■ ■ ■ ■
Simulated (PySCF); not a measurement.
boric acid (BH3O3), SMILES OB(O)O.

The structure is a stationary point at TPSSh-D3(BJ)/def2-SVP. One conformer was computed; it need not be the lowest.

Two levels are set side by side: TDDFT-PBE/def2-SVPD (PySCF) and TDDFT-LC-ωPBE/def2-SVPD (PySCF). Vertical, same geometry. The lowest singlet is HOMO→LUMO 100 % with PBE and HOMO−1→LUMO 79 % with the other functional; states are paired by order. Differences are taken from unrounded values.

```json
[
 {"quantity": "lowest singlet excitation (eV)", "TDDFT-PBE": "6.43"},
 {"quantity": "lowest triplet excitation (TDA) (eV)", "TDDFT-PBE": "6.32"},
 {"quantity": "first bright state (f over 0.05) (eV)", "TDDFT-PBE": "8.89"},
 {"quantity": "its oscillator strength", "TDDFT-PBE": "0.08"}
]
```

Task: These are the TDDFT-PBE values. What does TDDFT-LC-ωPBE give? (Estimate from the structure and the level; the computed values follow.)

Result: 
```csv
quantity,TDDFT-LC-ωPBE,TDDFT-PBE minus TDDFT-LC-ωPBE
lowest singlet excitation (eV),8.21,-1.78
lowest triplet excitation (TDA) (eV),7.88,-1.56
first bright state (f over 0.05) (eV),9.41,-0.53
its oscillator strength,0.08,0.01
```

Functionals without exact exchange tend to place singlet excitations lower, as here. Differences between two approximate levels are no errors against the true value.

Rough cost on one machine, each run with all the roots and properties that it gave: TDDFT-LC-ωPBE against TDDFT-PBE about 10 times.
■ ■ ■ ■

## TASK ITEM:
In the material above, find the line containing "boric acid (BH3O3), SMILES OB(O)O." and the line containing "Functionals without exact", then write out exactly those two lines and every line between them, and nothing more.

## ANSWER SECTION:
boric acid (BH3O3), SMILES OB(O)O.

The structure is a stationary point at TPSSh-D3(BJ)/def2-SVP. One conformer was computed; it need not be the lowest.

Two levels are set side by side: TDDFT-PBE/def2-SVPD (PySCF) and TDDFT-LC-ωPBE/def2-SVPD (PySCF). Vertical, same geometry. The lowest singlet is HOMO→LUMO 100 % with PBE and HOMO−1→LUMO 79 % with the other functional; states are paired by order. Differences are taken from unrounded values.

```json
[
 {"quantity": "lowest singlet excitation (eV)", "TDDFT-PBE": "6.43"},
 {"quantity": "lowest triplet excitation (TDA) (eV)", "TDDFT-PBE": "6.32"},
 {"quantity": "first bright state (f over 0.05) (eV)", "TDDFT-PBE": "8.89"},
 {"quantity": "its oscillator strength", "TDDFT-PBE": "0.08"}
]
```

Task: These are the TDDFT-PBE values. What does TDDFT-LC-ωPBE give? (Estimate from the structure and the level; the computed values follow.)

Result: 
```csv
quantity,TDDFT-LC-ωPBE,TDDFT-PBE minus TDDFT-LC-ωPBE
lowest singlet excitation (eV),8.21,-1.78
lowest triplet excitation (TDA) (eV),7.88,-1.56
first bright state (f over 0.05) (eV),9.41,-0.53
its oscillator strength,0.08,0.01
```

Functionals without exact exchange tend to place singlet excitations lower, as here. Differences between two approximate levels are no errors against the true value.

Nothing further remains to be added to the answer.